■ **TASK ITEM**:
After the line containing "## Calculated data, GaP", write nothing more; before it, reproduce every line of the material below exactly, starting with the first.

....................
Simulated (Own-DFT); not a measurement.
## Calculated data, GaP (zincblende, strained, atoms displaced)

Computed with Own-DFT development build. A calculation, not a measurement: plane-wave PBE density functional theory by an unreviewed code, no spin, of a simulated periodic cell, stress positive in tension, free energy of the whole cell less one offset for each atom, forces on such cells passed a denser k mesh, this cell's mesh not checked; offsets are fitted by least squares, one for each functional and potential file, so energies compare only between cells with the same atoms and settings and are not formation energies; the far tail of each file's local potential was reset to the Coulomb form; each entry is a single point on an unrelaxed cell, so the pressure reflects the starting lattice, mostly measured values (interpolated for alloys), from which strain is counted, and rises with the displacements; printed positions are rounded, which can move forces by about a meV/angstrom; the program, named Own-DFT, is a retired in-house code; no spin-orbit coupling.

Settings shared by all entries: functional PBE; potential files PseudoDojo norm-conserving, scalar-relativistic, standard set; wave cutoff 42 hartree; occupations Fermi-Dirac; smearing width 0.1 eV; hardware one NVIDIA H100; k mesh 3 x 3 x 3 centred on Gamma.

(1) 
....................

■ **ANSWER SECTION**:
Simulated (Own-DFT); not a measurement.
## Calculated data, GaP (zincblende, strained, atoms displaced)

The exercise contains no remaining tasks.